=-=-=-=-=

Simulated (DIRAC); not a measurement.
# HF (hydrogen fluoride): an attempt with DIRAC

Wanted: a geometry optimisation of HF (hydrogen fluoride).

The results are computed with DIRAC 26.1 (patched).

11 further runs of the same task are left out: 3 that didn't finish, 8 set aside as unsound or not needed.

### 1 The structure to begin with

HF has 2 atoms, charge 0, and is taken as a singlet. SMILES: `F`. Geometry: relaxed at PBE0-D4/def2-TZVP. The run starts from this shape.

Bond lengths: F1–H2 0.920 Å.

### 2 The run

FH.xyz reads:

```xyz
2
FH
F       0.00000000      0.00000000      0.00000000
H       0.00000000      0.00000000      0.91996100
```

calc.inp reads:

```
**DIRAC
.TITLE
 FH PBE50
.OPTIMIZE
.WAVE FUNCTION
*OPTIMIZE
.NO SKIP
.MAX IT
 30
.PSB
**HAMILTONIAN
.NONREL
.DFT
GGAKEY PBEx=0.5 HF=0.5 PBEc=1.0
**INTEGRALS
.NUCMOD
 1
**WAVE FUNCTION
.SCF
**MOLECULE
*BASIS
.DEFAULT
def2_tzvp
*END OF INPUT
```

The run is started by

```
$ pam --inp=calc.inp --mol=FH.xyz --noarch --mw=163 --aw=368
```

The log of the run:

=-=-=-=-=

## WORK TASK
Look above for the line with "# HF (hydrogen"; retype exactly that line, every line after it up to the line with "### 1 The structure to begin with", and that line too, nothing else.

## ANSWER BOX
# HF (hydrogen fluoride): an attempt with DIRAC

Wanted: a geometry optimisation of HF (hydrogen fluoride).

The results are computed with DIRAC 26.1 (patched).

11 further runs of the same task are left out: 3 that didn't finish, 8 set aside as unsound or not needed.

### 1 The structure to begin with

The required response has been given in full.